[Work item] Each entry must be returned exactly. None may be omitted.

[Provided information]
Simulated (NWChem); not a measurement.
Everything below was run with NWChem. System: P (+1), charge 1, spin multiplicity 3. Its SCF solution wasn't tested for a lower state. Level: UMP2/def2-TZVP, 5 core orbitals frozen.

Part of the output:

[Response area]
Simulated (NWChem); not a measurement.
Everything below was run with NWChem. System: P (+1), charge 1, spin multiplicity 3. Its SCF solution wasn't tested for a lower state. Level: UMP2/def2-TZVP, 5 core orbitals frozen.

Part of the output:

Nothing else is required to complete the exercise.